══ Available data
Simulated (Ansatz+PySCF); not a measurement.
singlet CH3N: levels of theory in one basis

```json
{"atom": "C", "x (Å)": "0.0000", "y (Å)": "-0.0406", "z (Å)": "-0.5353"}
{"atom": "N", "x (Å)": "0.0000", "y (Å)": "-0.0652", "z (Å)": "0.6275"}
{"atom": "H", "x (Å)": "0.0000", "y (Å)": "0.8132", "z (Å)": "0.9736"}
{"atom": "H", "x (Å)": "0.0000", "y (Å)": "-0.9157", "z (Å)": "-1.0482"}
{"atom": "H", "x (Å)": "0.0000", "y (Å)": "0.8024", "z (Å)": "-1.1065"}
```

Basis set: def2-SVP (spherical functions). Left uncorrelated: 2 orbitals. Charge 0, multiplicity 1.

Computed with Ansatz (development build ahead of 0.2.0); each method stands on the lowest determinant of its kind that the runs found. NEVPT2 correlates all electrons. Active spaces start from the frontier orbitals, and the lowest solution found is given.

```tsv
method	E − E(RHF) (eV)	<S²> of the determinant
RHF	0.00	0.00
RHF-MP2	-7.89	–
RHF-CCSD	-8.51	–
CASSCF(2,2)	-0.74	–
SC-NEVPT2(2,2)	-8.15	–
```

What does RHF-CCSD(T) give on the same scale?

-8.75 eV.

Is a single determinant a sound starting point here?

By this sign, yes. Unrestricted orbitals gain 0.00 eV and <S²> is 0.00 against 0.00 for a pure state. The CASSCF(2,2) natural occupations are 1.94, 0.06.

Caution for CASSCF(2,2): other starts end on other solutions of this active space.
════

Work instruction.
An exact, complete copy of the lines above from the one with "Is a single" through the one with "By this sign, yes." is the whole answer.

Reply.
Is a single determinant a sound starting point here?

By this sign, yes. Unrestricted orbitals gain 0.00 eV and <S²> is 0.00 against 0.00 for a pure state. The CASSCF(2,2) natural occupations are 1.94, 0.06.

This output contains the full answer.